» **Requirement**
Restate word for word the lines in the listing below, starting at the line containing "18 × 18 × 6 |" and ending at the line containing "One way to write", both included; leave out the rest.

» **Extracted entries**
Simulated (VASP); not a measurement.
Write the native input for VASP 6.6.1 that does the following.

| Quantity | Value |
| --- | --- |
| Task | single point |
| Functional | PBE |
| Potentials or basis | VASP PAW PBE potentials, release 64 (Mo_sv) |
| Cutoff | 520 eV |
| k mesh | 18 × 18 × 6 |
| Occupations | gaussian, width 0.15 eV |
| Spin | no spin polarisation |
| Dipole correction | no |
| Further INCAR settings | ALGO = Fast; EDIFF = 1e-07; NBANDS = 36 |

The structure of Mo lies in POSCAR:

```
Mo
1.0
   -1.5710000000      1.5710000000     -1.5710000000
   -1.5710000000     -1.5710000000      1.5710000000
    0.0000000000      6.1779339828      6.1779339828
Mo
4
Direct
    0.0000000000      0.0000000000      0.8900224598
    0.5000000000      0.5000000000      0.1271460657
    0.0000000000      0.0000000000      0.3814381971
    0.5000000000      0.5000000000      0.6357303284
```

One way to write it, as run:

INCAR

» **Your response**
| k mesh | 18 × 18 × 6 |
| Occupations | gaussian, width 0.15 eV |
| Spin | no spin polarisation |
| Dipole correction | no |
| Further INCAR settings | ALGO = Fast; EDIFF = 1e-07; NBANDS = 36 |

The structure of Mo lies in POSCAR:

```
Mo
1.0
   -1.5710000000      1.5710000000     -1.5710000000
   -1.5710000000     -1.5710000000      1.5710000000
    0.0000000000      6.1779339828      6.1779339828
Mo
4
Direct
    0.0000000000      0.0000000000      0.8900224598
    0.5000000000      0.5000000000      0.1271460657
    0.0000000000      0.0000000000      0.3814381971
    0.5000000000      0.5000000000      0.6357303284
```

One way to write it, as run:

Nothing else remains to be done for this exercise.